* Activity: Complete, exact copies of all entries are needed.

* Data shown:
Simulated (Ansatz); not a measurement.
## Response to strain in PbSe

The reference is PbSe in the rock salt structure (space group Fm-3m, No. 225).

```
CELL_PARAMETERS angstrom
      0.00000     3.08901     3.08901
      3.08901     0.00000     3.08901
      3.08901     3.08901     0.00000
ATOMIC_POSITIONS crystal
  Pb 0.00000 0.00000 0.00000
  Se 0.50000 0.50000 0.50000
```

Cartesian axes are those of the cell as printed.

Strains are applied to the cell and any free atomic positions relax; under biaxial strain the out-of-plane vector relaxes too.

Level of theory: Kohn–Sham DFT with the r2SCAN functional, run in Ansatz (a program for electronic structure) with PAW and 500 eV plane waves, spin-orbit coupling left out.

* Written reply:
Simulated (Ansatz); not a measurement.
## Response to strain in PbSe

The reference is PbSe in the rock salt structure (space group Fm-3m, No. 225).

```
CELL_PARAMETERS angstrom
      0.00000     3.08901     3.08901
      3.08901     0.00000     3.08901
      3.08901     3.08901     0.00000
ATOMIC_POSITIONS crystal
  Pb 0.00000 0.00000 0.00000
  Se 0.50000 0.50000 0.50000
```

Cartesian axes are those of the cell as printed.

Strains are applied to the cell and any free atomic positions relax; under biaxial strain the out-of-plane vector relaxes too.

Level of theory: Kohn–Sham DFT with the r2SCAN functional, run in Ansatz (a program for electronic structure) with PAW and 500 eV plane waves, spin-orbit coupling left out.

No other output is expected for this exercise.